Work instruction |
Nothing should differ between your answer and the records below.

Provided information |
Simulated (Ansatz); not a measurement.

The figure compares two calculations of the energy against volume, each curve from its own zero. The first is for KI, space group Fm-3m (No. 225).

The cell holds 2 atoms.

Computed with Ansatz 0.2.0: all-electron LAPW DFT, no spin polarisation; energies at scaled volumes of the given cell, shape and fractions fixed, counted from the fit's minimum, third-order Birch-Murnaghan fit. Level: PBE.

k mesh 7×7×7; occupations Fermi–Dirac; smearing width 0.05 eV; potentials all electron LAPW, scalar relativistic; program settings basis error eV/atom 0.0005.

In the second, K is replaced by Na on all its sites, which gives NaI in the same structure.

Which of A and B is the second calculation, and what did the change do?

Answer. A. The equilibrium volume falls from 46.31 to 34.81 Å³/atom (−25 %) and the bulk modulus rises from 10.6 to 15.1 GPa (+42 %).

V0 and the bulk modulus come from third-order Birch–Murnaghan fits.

Response box |
Simulated (Ansatz); not a measurement.

The figure compares two calculations of the energy against volume, each curve from its own zero. The first is for KI, space group Fm-3m (No. 225).

The cell holds 2 atoms.

Computed with Ansatz 0.2.0: all-electron LAPW DFT, no spin polarisation; energies at scaled volumes of the given cell, shape and fractions fixed, counted from the fit's minimum, third-order Birch-Murnaghan fit. Level: PBE.

k mesh 7×7×7; occupations Fermi–Dirac; smearing width 0.05 eV; potentials all electron LAPW, scalar relativistic; program settings basis error eV/atom 0.0005.

In the second, K is replaced by Na on all its sites, which gives NaI in the same structure.

Which of A and B is the second calculation, and what did the change do?

Answer. A. The equilibrium volume falls from 46.31 to 34.81 Å³/atom (−25 %) and the bulk modulus rises from 10.6 to 15.1 GPa (+42 %).

V0 and the bulk modulus come from third-order Birch–Murnaghan fits.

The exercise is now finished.